Dataset —
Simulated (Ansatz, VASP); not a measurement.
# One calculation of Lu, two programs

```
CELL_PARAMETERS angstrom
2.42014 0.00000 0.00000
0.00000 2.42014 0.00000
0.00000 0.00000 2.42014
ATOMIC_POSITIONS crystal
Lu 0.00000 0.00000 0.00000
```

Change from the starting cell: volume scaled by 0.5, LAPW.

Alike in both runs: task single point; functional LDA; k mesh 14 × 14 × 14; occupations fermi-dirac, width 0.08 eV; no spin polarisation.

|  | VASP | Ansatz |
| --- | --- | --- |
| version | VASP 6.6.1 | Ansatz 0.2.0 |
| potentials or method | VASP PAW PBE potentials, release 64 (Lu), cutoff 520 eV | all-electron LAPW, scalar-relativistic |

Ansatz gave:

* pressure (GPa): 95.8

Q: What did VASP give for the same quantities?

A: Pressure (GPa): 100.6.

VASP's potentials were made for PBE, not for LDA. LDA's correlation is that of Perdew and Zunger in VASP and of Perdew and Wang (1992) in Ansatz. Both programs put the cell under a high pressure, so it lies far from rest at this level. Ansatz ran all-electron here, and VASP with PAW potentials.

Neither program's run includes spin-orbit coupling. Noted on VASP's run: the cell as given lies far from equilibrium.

Requirement — Copy exactly the lines above, starting at the opening line and finishing at the line in which "A: Pressure (GPa): 100.6." occurs.

Exercise output —
Simulated (Ansatz, VASP); not a measurement.
# One calculation of Lu, two programs

```
CELL_PARAMETERS angstrom
2.42014 0.00000 0.00000
0.00000 2.42014 0.00000
0.00000 0.00000 2.42014
ATOMIC_POSITIONS crystal
Lu 0.00000 0.00000 0.00000
```

Change from the starting cell: volume scaled by 0.5, LAPW.

Alike in both runs: task single point; functional LDA; k mesh 14 × 14 × 14; occupations fermi-dirac, width 0.08 eV; no spin polarisation.

|  | VASP | Ansatz |
| --- | --- | --- |
| version | VASP 6.6.1 | Ansatz 0.2.0 |
| potentials or method | VASP PAW PBE potentials, release 64 (Lu), cutoff 520 eV | all-electron LAPW, scalar-relativistic |

Ansatz gave:

* pressure (GPa): 95.8

Q: What did VASP give for the same quantities?

A: Pressure (GPa): 100.6.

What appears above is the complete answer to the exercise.